[Given entries — start]

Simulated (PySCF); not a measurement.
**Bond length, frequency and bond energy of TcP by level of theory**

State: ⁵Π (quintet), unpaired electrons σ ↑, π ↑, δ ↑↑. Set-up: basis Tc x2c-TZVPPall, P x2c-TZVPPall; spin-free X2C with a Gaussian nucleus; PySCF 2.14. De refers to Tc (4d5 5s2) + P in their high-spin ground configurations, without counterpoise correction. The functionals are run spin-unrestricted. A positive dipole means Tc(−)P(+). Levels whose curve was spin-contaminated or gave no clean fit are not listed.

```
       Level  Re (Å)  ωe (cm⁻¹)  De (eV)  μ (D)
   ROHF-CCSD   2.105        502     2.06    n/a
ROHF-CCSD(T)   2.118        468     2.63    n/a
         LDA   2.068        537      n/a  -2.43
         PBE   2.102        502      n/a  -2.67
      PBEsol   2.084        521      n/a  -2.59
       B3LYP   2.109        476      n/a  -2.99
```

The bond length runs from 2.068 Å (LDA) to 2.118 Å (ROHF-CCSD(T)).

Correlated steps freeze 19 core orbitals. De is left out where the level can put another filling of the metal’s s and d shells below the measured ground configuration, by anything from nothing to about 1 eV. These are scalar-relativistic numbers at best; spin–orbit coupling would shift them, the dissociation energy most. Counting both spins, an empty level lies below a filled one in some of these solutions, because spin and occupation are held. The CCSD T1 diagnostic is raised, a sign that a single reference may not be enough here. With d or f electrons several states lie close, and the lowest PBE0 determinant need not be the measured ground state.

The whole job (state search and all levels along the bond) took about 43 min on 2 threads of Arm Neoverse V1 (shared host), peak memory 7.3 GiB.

[Given entries — finish]

▶ [Requirement] Give back each record exactly, from the first line through the last.

▶ [Expected answer]
Simulated (PySCF); not a measurement.
**Bond length, frequency and bond energy of TcP by level of theory**

State: ⁵Π (quintet), unpaired electrons σ ↑, π ↑, δ ↑↑. Set-up: basis Tc x2c-TZVPPall, P x2c-TZVPPall; spin-free X2C with a Gaussian nucleus; PySCF 2.14. De refers to Tc (4d5 5s2) + P in their high-spin ground configurations, without counterpoise correction. The functionals are run spin-unrestricted. A positive dipole means Tc(−)P(+). Levels whose curve was spin-contaminated or gave no clean fit are not listed.

```
       Level  Re (Å)  ωe (cm⁻¹)  De (eV)  μ (D)
   ROHF-CCSD   2.105        502     2.06    n/a
ROHF-CCSD(T)   2.118        468     2.63    n/a
         LDA   2.068        537      n/a  -2.43
         PBE   2.102        502      n/a  -2.67
      PBEsol   2.084        521      n/a  -2.59
       B3LYP   2.109        476      n/a  -2.99
```

The bond length runs from 2.068 Å (LDA) to 2.118 Å (ROHF-CCSD(T)).

Correlated steps freeze 19 core orbitals. De is left out where the level can put another filling of the metal’s s and d shells below the measured ground configuration, by anything from nothing to about 1 eV. These are scalar-relativistic numbers at best; spin–orbit coupling would shift them, the dissociation energy most. Counting both spins, an empty level lies below a filled one in some of these solutions, because spin and occupation are held. The CCSD T1 diagnostic is raised, a sign that a single reference may not be enough here. With d or f electrons several states lie close, and the lowest PBE0 determinant need not be the measured ground state.

The whole job (state search and all levels along the bond) took about 43 min on 2 threads of Arm Neoverse V1 (shared host), peak memory 7.3 GiB.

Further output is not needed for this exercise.